The records below should be copied in full, exactly as shown.

▸ SOURCE INFORMATION:

▶

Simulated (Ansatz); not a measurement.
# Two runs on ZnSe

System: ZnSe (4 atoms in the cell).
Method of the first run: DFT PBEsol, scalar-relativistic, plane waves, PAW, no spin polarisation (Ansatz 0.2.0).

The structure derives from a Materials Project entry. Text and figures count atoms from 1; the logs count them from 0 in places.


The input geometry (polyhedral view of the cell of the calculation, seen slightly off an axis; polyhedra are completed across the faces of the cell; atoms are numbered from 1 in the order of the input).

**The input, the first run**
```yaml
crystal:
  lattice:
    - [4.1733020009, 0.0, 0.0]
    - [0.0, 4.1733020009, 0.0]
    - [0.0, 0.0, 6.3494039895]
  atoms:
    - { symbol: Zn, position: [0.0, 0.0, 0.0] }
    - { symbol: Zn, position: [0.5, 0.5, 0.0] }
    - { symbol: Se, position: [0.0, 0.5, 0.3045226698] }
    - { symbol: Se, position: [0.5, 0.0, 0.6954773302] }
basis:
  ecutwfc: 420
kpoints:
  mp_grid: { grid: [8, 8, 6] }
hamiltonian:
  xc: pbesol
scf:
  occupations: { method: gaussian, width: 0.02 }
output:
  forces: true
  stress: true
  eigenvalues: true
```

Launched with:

◀

▸ TASK RESPONSE:
Simulated (Ansatz); not a measurement.
# Two runs on ZnSe

System: ZnSe (4 atoms in the cell).
Method of the first run: DFT PBEsol, scalar-relativistic, plane waves, PAW, no spin polarisation (Ansatz 0.2.0).

The structure derives from a Materials Project entry. Text and figures count atoms from 1; the logs count them from 0 in places.


The input geometry (polyhedral view of the cell of the calculation, seen slightly off an axis; polyhedra are completed across the faces of the cell; atoms are numbered from 1 in the order of the input).

**The input, the first run**
```yaml
crystal:
  lattice:
    - [4.1733020009, 0.0, 0.0]
    - [0.0, 4.1733020009, 0.0]
    - [0.0, 0.0, 6.3494039895]
  atoms:
    - { symbol: Zn, position: [0.0, 0.0, 0.0] }
    - { symbol: Zn, position: [0.5, 0.5, 0.0] }
    - { symbol: Se, position: [0.0, 0.5, 0.3045226698] }
    - { symbol: Se, position: [0.5, 0.0, 0.6954773302] }
basis:
  ecutwfc: 420
kpoints:
  mp_grid: { grid: [8, 8, 6] }
hamiltonian:
  xc: pbesol
scf:
  occupations: { method: gaussian, width: 0.02 }
output:
  forces: true
  stress: true
  eigenvalues: true
```

Launched with:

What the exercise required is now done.